## REQUIRED ACTION
Up to and including the line with "110 s | 0.58 |", restate the material below word for word, beginning with its first line.

## RECORDS SHOWN
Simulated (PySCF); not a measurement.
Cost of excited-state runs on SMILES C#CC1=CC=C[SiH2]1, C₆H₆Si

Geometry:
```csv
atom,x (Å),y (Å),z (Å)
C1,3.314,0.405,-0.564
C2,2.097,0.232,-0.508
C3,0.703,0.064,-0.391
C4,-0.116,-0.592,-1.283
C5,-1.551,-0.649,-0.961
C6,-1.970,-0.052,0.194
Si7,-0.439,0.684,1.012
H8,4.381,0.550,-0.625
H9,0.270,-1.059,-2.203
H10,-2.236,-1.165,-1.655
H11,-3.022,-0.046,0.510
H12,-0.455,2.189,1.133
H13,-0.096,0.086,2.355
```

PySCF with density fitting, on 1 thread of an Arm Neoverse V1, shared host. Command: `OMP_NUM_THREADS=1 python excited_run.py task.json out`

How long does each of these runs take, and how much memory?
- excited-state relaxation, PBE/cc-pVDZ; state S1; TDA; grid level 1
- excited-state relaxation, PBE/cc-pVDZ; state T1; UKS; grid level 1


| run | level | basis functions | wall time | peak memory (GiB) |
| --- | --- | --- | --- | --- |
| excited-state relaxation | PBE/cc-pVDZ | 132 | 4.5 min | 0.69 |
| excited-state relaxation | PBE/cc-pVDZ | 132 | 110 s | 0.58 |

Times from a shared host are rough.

## REPLY
Simulated (PySCF); not a measurement.
Cost of excited-state runs on SMILES C#CC1=CC=C[SiH2]1, C₆H₆Si

Geometry:
```csv
atom,x (Å),y (Å),z (Å)
C1,3.314,0.405,-0.564
C2,2.097,0.232,-0.508
C3,0.703,0.064,-0.391
C4,-0.116,-0.592,-1.283
C5,-1.551,-0.649,-0.961
C6,-1.970,-0.052,0.194
Si7,-0.439,0.684,1.012
H8,4.381,0.550,-0.625
H9,0.270,-1.059,-2.203
H10,-2.236,-1.165,-1.655
H11,-3.022,-0.046,0.510
H12,-0.455,2.189,1.133
H13,-0.096,0.086,2.355
```

PySCF with density fitting, on 1 thread of an Arm Neoverse V1, shared host. Command: `OMP_NUM_THREADS=1 python excited_run.py task.json out`

How long does each of these runs take, and how much memory?
- excited-state relaxation, PBE/cc-pVDZ; state S1; TDA; grid level 1
- excited-state relaxation, PBE/cc-pVDZ; state T1; UKS; grid level 1


| run | level | basis functions | wall time | peak memory (GiB) |
| --- | --- | --- | --- | --- |
| excited-state relaxation | PBE/cc-pVDZ | 132 | 4.5 min | 0.69 |
| excited-state relaxation | PBE/cc-pVDZ | 132 | 110 s | 0.58 |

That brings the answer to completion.